-------

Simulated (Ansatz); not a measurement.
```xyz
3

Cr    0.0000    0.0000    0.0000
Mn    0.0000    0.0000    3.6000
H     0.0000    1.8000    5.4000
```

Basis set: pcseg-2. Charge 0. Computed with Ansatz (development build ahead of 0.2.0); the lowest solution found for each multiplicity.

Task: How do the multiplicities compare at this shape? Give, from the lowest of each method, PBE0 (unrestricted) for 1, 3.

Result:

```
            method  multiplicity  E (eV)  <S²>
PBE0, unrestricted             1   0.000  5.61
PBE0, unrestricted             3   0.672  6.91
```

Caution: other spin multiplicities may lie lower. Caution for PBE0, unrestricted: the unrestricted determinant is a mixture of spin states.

-------

Retype the listing from its first line onward, stopping after the line that contains "Basis set: pcseg-2." has been retyped in full.

■ **TASK OUTPUT**
Simulated (Ansatz); not a measurement.
```xyz
3

Cr    0.0000    0.0000    0.0000
Mn    0.0000    0.0000    3.6000
H     0.0000    1.8000    5.4000
```

Basis set: pcseg-2. Charge 0. Computed with Ansatz (development build ahead of 0.2.0); the lowest solution found for each multiplicity.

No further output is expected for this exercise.